>>>

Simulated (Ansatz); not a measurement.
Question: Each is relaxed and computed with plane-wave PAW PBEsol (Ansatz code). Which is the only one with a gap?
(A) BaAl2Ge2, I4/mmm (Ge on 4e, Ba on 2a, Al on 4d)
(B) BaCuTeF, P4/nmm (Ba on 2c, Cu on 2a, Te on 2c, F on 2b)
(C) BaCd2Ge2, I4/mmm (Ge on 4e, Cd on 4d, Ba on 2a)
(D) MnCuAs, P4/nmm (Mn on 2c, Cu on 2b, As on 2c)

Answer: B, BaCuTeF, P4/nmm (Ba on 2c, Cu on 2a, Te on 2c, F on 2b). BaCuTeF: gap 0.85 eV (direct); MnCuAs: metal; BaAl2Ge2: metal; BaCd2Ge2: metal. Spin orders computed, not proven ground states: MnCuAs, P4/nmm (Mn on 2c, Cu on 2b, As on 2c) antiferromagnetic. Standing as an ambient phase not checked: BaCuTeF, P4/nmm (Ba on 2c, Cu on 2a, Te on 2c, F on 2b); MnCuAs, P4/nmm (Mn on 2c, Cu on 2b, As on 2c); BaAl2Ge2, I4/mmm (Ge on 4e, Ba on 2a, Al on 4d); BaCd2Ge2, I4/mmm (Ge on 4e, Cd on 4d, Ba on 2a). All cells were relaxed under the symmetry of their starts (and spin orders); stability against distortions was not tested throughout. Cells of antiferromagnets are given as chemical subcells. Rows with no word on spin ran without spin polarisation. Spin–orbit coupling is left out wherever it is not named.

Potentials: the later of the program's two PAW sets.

<<<

Requirement
Transcribe all of the data so that each line matches the source exactly.

Answer space
Simulated (Ansatz); not a measurement.
Question: Each is relaxed and computed with plane-wave PAW PBEsol (Ansatz code). Which is the only one with a gap?
(A) BaAl2Ge2, I4/mmm (Ge on 4e, Ba on 2a, Al on 4d)
(B) BaCuTeF, P4/nmm (Ba on 2c, Cu on 2a, Te on 2c, F on 2b)
(C) BaCd2Ge2, I4/mmm (Ge on 4e, Cd on 4d, Ba on 2a)
(D) MnCuAs, P4/nmm (Mn on 2c, Cu on 2b, As on 2c)

Answer: B, BaCuTeF, P4/nmm (Ba on 2c, Cu on 2a, Te on 2c, F on 2b). BaCuTeF: gap 0.85 eV (direct); MnCuAs: metal; BaAl2Ge2: metal; BaCd2Ge2: metal. Spin orders computed, not proven ground states: MnCuAs, P4/nmm (Mn on 2c, Cu on 2b, As on 2c) antiferromagnetic. Standing as an ambient phase not checked: BaCuTeF, P4/nmm (Ba on 2c, Cu on 2a, Te on 2c, F on 2b); MnCuAs, P4/nmm (Mn on 2c, Cu on 2b, As on 2c); BaAl2Ge2, I4/mmm (Ge on 4e, Ba on 2a, Al on 4d); BaCd2Ge2, I4/mmm (Ge on 4e, Cd on 4d, Ba on 2a). All cells were relaxed under the symmetry of their starts (and spin orders); stability against distortions was not tested throughout. Cells of antiferromagnets are given as chemical subcells. Rows with no word on spin ran without spin polarisation. Spin–orbit coupling is left out wherever it is not named.

Potentials: the later of the program's two PAW sets.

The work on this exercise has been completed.